• Data supplied
--- START ---

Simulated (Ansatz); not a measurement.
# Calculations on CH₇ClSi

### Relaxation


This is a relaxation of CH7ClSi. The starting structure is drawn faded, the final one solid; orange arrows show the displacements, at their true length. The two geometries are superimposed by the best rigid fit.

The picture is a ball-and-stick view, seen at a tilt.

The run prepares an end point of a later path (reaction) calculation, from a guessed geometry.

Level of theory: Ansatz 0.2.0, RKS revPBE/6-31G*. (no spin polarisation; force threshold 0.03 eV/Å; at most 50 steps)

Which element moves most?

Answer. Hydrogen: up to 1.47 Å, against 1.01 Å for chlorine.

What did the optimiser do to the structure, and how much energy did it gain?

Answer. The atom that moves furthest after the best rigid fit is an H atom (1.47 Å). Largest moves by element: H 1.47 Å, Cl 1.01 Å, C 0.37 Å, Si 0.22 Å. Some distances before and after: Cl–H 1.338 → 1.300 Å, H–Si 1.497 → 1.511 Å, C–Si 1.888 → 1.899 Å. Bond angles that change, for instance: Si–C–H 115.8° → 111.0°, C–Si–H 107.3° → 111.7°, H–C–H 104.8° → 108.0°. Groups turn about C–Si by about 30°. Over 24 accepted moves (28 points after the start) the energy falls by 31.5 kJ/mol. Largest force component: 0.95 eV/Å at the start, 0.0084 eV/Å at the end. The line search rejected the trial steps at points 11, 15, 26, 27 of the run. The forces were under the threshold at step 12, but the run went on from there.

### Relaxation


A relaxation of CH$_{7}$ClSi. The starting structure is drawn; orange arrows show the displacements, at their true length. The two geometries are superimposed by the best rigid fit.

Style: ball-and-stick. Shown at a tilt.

--- END ---

• Required action
Line by line, repeat the material precisely.

• Answer box
Simulated (Ansatz); not a measurement.
# Calculations on CH₇ClSi

### Relaxation


This is a relaxation of CH7ClSi. The starting structure is drawn faded, the final one solid; orange arrows show the displacements, at their true length. The two geometries are superimposed by the best rigid fit.

The picture is a ball-and-stick view, seen at a tilt.

The run prepares an end point of a later path (reaction) calculation, from a guessed geometry.

Level of theory: Ansatz 0.2.0, RKS revPBE/6-31G*. (no spin polarisation; force threshold 0.03 eV/Å; at most 50 steps)

Which element moves most?

Answer. Hydrogen: up to 1.47 Å, against 1.01 Å for chlorine.

What did the optimiser do to the structure, and how much energy did it gain?

Answer. The atom that moves furthest after the best rigid fit is an H atom (1.47 Å). Largest moves by element: H 1.47 Å, Cl 1.01 Å, C 0.37 Å, Si 0.22 Å. Some distances before and after: Cl–H 1.338 → 1.300 Å, H–Si 1.497 → 1.511 Å, C–Si 1.888 → 1.899 Å. Bond angles that change, for instance: Si–C–H 115.8° → 111.0°, C–Si–H 107.3° → 111.7°, H–C–H 104.8° → 108.0°. Groups turn about C–Si by about 30°. Over 24 accepted moves (28 points after the start) the energy falls by 31.5 kJ/mol. Largest force component: 0.95 eV/Å at the start, 0.0084 eV/Å at the end. The line search rejected the trial steps at points 11, 15, 26, 27 of the run. The forces were under the threshold at step 12, but the run went on from there.

### Relaxation


A relaxation of CH$_{7}$ClSi. The starting structure is drawn; orange arrows show the displacements, at their true length. The two geometries are superimposed by the best rigid fit.

Style: ball-and-stick. Shown at a tilt.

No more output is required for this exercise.